▶ _ENTRIES SUPPLIED_
<<<<

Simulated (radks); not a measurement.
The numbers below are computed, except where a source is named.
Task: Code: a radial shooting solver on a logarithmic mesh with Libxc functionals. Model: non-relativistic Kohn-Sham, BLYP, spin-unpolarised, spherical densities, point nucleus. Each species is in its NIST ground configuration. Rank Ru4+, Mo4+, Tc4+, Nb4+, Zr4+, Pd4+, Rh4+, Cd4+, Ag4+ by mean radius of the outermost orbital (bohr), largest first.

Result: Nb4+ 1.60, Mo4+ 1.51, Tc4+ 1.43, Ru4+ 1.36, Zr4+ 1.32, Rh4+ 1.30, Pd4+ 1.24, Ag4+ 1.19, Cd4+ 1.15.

>>>>

▶ _REQUIRED ACTION_
From the first line of the material above down to the line with "Task: Code: a", output each line exactly; include both of those lines and add no others.

▶ _RESPONSE AREA_
Simulated (radks); not a measurement.
The numbers below are computed, except where a source is named.
Task: Code: a radial shooting solver on a logarithmic mesh with Libxc functionals. Model: non-relativistic Kohn-Sham, BLYP, spin-unpolarised, spherical densities, point nucleus. Each species is in its NIST ground configuration. Rank Ru4+, Mo4+, Tc4+, Nb4+, Zr4+, Pd4+, Rh4+, Cd4+, Ag4+ by mean radius of the outermost orbital (bohr), largest first.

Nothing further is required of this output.